_Work request:_ Word for word, restate the entries below from their first line through the line that contains "### Question".

_Excerpted records:_
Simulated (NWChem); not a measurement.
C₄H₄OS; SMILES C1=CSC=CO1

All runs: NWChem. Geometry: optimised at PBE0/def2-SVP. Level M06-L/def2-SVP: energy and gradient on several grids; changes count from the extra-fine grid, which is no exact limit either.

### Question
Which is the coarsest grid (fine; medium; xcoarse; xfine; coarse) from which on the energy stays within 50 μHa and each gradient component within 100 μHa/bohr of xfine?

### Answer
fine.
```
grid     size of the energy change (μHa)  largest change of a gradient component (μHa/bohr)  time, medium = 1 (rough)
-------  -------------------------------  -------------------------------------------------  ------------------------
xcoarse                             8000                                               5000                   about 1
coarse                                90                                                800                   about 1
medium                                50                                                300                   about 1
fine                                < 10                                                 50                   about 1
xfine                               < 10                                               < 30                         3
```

_Reply:_
Simulated (NWChem); not a measurement.
C₄H₄OS; SMILES C1=CSC=CO1

All runs: NWChem. Geometry: optimised at PBE0/def2-SVP. Level M06-L/def2-SVP: energy and gradient on several grids; changes count from the extra-fine grid, which is no exact limit either.

### Question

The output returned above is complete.